• [Material provided]
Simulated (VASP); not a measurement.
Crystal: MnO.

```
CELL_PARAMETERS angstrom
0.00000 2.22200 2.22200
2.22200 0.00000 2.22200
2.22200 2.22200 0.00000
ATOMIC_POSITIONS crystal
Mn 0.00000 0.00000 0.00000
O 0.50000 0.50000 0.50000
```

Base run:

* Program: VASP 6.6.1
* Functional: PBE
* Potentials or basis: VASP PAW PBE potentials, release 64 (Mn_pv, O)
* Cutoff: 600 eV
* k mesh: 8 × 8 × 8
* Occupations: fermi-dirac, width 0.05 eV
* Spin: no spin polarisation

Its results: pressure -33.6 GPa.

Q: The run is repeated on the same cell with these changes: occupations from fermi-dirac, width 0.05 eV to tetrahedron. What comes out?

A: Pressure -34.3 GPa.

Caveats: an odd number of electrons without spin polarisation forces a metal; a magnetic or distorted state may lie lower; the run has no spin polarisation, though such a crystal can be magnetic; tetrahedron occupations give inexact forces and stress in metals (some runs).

• [Brief]
Of all the entries above, output exactly the lines between the one holding "Program: VASP 6.6.1" and the one holding "A: Pressure -34.3 GPa.", inclusive.

• [Exercise response]
* Program: VASP 6.6.1
* Functional: PBE
* Potentials or basis: VASP PAW PBE potentials, release 64 (Mn_pv, O)
* Cutoff: 600 eV
* k mesh: 8 × 8 × 8
* Occupations: fermi-dirac, width 0.05 eV
* Spin: no spin polarisation

Its results: pressure -33.6 GPa.

Q: The run is repeated on the same cell with these changes: occupations from fermi-dirac, width 0.05 eV to tetrahedron. What comes out?

A: Pressure -34.3 GPa.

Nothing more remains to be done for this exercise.